WORK INSTRUCTION => Will you quote all of the entries, word for word?

---------------

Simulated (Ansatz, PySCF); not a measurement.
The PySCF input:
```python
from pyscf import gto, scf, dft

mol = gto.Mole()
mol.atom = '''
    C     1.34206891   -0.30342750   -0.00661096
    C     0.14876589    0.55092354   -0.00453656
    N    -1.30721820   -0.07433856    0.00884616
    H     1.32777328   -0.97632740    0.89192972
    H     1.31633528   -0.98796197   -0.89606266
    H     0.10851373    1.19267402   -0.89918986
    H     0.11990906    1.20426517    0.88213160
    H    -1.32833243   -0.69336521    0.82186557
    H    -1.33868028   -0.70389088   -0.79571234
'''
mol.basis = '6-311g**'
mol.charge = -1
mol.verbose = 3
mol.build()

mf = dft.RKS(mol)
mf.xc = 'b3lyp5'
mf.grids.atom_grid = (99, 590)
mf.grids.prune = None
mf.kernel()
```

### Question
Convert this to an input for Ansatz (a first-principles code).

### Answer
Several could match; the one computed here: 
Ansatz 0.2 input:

---------------

TASK ANSWER =>
Simulated (Ansatz, PySCF); not a measurement.
The PySCF input:
```python
from pyscf import gto, scf, dft

mol = gto.Mole()
mol.atom = '''
    C     1.34206891   -0.30342750   -0.00661096
    C     0.14876589    0.55092354   -0.00453656
    N    -1.30721820   -0.07433856    0.00884616
    H     1.32777328   -0.97632740    0.89192972
    H     1.31633528   -0.98796197   -0.89606266
    H     0.10851373    1.19267402   -0.89918986
    H     0.11990906    1.20426517    0.88213160
    H    -1.32833243   -0.69336521    0.82186557
    H    -1.33868028   -0.70389088   -0.79571234
'''
mol.basis = '6-311g**'
mol.charge = -1
mol.verbose = 3
mol.build()

mf = dft.RKS(mol)
mf.xc = 'b3lyp5'
mf.grids.atom_grid = (99, 590)
mf.grids.prune = None
mf.kernel()
```

### Question
Convert this to an input for Ansatz (a first-principles code).

### Answer
Several could match; the one computed here: 
Ansatz 0.2 input:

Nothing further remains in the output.